# Work instruction
Word for word, restate the entries that follow.

------ Material shown ------

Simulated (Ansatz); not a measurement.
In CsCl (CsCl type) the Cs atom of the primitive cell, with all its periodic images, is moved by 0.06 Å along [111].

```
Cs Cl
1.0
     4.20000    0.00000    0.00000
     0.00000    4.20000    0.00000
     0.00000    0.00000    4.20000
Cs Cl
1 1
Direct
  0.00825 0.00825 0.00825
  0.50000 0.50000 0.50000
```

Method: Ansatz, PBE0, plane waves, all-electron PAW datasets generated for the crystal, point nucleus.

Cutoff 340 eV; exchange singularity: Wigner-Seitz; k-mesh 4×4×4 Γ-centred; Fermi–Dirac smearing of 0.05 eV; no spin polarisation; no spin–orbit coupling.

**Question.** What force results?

------

# Exercise result
Simulated (Ansatz); not a measurement.
In CsCl (CsCl type) the Cs atom of the primitive cell, with all its periodic images, is moved by 0.06 Å along [111].

```
Cs Cl
1.0
     4.20000    0.00000    0.00000
     0.00000    4.20000    0.00000
     0.00000    0.00000    4.20000
Cs Cl
1 1
Direct
  0.00825 0.00825 0.00825
  0.50000 0.50000 0.50000
```

Method: Ansatz, PBE0, plane waves, all-electron PAW datasets generated for the crystal, point nucleus.

Cutoff 340 eV; exchange singularity: Wigner-Seitz; k-mesh 4×4×4 Γ-centred; Fermi–Dirac smearing of 0.05 eV; no spin polarisation; no spin–orbit coupling.

**Question.** What force results?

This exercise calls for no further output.